> Assignment
Your output should be the full listing, unchanged.

+++ Record set +++
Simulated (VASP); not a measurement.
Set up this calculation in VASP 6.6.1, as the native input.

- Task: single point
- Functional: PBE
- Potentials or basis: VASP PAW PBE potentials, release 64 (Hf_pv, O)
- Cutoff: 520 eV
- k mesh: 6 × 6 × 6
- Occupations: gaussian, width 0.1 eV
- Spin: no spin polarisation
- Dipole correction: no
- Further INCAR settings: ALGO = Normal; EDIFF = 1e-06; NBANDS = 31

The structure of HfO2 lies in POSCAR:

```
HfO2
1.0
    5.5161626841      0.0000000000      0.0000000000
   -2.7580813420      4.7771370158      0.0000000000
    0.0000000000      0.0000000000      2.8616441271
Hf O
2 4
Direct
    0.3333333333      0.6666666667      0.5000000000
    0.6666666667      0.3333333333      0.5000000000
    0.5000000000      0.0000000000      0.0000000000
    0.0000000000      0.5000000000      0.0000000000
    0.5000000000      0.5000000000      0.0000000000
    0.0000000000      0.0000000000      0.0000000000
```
+++

> Written answer
Simulated (VASP); not a measurement.
Set up this calculation in VASP 6.6.1, as the native input.

- Task: single point
- Functional: PBE
- Potentials or basis: VASP PAW PBE potentials, release 64 (Hf_pv, O)
- Cutoff: 520 eV
- k mesh: 6 × 6 × 6
- Occupations: gaussian, width 0.1 eV
- Spin: no spin polarisation
- Dipole correction: no
- Further INCAR settings: ALGO = Normal; EDIFF = 1e-06; NBANDS = 31

The structure of HfO2 lies in POSCAR:

```
HfO2
1.0
    5.5161626841      0.0000000000      0.0000000000
   -2.7580813420      4.7771370158      0.0000000000
    0.0000000000      0.0000000000      2.8616441271
Hf O
2 4
Direct
    0.3333333333      0.6666666667      0.5000000000
    0.6666666667      0.3333333333      0.5000000000
    0.5000000000      0.0000000000      0.0000000000
    0.0000000000      0.5000000000      0.0000000000
    0.5000000000      0.5000000000      0.0000000000
    0.0000000000      0.0000000000      0.0000000000
```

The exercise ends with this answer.